#### Assigned task
Print the records below verbatim.

#### Dataset extract
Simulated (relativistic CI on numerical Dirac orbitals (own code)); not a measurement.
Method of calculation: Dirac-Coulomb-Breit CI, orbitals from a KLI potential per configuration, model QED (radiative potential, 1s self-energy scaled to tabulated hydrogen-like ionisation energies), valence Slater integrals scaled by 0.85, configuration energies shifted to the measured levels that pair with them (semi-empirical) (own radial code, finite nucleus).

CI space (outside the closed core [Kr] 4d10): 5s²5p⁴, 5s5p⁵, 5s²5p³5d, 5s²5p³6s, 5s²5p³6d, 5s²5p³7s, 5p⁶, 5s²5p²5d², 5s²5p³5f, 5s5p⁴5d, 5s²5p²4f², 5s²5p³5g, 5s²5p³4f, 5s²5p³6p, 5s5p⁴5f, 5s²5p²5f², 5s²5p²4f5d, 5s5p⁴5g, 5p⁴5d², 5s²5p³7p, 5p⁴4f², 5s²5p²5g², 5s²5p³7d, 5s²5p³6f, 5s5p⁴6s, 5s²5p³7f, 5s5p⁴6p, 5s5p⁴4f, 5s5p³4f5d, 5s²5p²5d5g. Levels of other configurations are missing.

#### Your solution
Simulated (relativistic CI on numerical Dirac orbitals (own code)); not a measurement.
Method of calculation: Dirac-Coulomb-Breit CI, orbitals from a KLI potential per configuration, model QED (radiative potential, 1s self-energy scaled to tabulated hydrogen-like ionisation energies), valence Slater integrals scaled by 0.85, configuration energies shifted to the measured levels that pair with them (semi-empirical) (own radial code, finite nucleus).

CI space (outside the closed core [Kr] 4d10): 5s²5p⁴, 5s5p⁵, 5s²5p³5d, 5s²5p³6s, 5s²5p³6d, 5s²5p³7s, 5p⁶, 5s²5p²5d², 5s²5p³5f, 5s5p⁴5d, 5s²5p²4f², 5s²5p³5g, 5s²5p³4f, 5s²5p³6p, 5s5p⁴5f, 5s²5p²5f², 5s²5p²4f5d, 5s5p⁴5g, 5p⁴5d², 5s²5p³7p, 5p⁴4f², 5s²5p²5g², 5s²5p³7d, 5s²5p³6f, 5s5p⁴6s, 5s²5p³7f, 5s5p⁴6p, 5s5p⁴4f, 5s5p³4f5d, 5s²5p²5d5g. Levels of other configurations are missing.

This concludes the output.